** Listed records follows **
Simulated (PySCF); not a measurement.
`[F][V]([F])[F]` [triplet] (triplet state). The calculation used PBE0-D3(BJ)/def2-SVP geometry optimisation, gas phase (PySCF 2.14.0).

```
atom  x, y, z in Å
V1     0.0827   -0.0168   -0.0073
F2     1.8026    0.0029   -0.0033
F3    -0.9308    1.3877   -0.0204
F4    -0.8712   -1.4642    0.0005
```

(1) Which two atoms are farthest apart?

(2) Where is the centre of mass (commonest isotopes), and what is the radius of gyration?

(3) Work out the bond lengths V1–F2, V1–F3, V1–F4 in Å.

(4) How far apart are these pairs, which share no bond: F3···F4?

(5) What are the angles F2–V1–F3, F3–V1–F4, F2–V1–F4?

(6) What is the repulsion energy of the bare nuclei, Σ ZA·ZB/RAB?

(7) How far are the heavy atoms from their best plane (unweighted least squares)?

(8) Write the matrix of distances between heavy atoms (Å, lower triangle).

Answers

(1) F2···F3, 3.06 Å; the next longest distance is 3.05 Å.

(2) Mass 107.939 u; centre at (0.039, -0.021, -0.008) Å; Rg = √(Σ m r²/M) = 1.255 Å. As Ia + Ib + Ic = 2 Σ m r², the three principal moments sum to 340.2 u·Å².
** End of Listed records **

● Work instruction: Once the records are read, print each of them exactly as written.

● Response:
Simulated (PySCF); not a measurement.
`[F][V]([F])[F]` [triplet] (triplet state). The calculation used PBE0-D3(BJ)/def2-SVP geometry optimisation, gas phase (PySCF 2.14.0).

```
atom  x, y, z in Å
V1     0.0827   -0.0168   -0.0073
F2     1.8026    0.0029   -0.0033
F3    -0.9308    1.3877   -0.0204
F4    -0.8712   -1.4642    0.0005
```

(1) Which two atoms are farthest apart?

(2) Where is the centre of mass (commonest isotopes), and what is the radius of gyration?

(3) Work out the bond lengths V1–F2, V1–F3, V1–F4 in Å.

(4) How far apart are these pairs, which share no bond: F3···F4?

(5) What are the angles F2–V1–F3, F3–V1–F4, F2–V1–F4?

(6) What is the repulsion energy of the bare nuclei, Σ ZA·ZB/RAB?

(7) How far are the heavy atoms from their best plane (unweighted least squares)?

(8) Write the matrix of distances between heavy atoms (Å, lower triangle).

Answers

(1) F2···F3, 3.06 Å; the next longest distance is 3.05 Å.

(2) Mass 107.939 u; centre at (0.039, -0.021, -0.008) Å; Rg = √(Σ m r²/M) = 1.255 Å. As Ia + Ib + Ic = 2 Σ m r², the three principal moments sum to 340.2 u·Å².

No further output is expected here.